* Assignment
Write out the data below exactly, beginning with the first line and ending once the line that has "- Occupations: gaussian, width 0.03 eV" is written.

* Supplied material
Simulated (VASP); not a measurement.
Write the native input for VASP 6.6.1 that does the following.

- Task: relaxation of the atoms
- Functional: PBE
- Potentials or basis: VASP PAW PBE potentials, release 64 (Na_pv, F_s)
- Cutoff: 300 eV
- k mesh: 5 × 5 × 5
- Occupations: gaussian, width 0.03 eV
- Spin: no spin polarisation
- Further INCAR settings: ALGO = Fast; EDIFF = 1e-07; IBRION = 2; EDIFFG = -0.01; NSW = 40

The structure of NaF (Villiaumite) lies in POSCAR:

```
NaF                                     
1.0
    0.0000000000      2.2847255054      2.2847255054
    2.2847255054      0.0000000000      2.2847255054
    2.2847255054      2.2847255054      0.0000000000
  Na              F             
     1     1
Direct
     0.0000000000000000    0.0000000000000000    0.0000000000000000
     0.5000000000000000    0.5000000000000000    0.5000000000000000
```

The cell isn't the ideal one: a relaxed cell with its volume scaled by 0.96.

* Answer section
Simulated (VASP); not a measurement.
Write the native input for VASP 6.6.1 that does the following.

- Task: relaxation of the atoms
- Functional: PBE
- Potentials or basis: VASP PAW PBE potentials, release 64 (Na_pv, F_s)
- Cutoff: 300 eV
- k mesh: 5 × 5 × 5
- Occupations: gaussian, width 0.03 eV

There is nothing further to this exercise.